* [DATA SUPPLIED]
---+---
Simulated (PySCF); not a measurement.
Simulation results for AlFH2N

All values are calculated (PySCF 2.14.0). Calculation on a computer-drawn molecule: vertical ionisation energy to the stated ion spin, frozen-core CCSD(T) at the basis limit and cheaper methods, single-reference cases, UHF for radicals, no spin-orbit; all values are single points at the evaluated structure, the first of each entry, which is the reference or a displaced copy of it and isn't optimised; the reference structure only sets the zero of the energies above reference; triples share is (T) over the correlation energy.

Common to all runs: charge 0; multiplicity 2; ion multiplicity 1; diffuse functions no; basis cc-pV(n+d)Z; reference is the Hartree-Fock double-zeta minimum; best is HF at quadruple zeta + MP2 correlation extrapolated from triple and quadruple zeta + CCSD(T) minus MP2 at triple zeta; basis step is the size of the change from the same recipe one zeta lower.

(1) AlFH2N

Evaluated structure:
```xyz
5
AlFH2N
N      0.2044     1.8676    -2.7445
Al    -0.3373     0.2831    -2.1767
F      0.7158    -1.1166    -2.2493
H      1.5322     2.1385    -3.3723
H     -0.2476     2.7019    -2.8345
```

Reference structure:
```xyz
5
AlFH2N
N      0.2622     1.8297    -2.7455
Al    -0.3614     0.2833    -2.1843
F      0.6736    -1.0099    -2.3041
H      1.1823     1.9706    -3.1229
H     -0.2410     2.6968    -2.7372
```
---+---

* [WORK INSTRUCTION]
Please retype the data exactly as it stands, from its first line down to the line that contains "Simulation results for AlFH2N", then stop.

* [EXPECTED ANSWER]
Simulated (PySCF); not a measurement.
Simulation results for AlFH2N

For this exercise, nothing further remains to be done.